● TASK ITEM:
Using the data below, return the stretch from the line that contains "- Cutoff: 1088 eV" through the line that contains "Question: Where do", both included, exactly as it stands and nothing beyond it.

● RECORD EXCERPTS:
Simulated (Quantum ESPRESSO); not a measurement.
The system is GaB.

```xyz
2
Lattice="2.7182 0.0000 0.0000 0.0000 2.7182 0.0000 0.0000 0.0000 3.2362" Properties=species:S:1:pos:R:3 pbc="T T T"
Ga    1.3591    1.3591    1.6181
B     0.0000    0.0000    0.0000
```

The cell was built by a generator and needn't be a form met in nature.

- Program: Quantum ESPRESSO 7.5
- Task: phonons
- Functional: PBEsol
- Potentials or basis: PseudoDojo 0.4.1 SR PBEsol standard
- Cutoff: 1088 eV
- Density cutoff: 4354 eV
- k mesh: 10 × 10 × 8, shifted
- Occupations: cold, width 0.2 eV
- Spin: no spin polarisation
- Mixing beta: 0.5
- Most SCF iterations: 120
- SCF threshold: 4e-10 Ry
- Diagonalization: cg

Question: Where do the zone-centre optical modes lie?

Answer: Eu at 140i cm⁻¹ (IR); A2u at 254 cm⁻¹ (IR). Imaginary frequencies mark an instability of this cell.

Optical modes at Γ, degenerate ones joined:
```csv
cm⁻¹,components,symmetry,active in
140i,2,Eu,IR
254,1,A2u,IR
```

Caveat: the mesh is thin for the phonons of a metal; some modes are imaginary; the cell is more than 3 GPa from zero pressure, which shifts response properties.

● RESULT:
- Cutoff: 1088 eV
- Density cutoff: 4354 eV
- k mesh: 10 × 10 × 8, shifted
- Occupations: cold, width 0.2 eV
- Spin: no spin polarisation
- Mixing beta: 0.5
- Most SCF iterations: 120
- SCF threshold: 4e-10 Ry
- Diagonalization: cg

Question: Where do the zone-centre optical modes lie?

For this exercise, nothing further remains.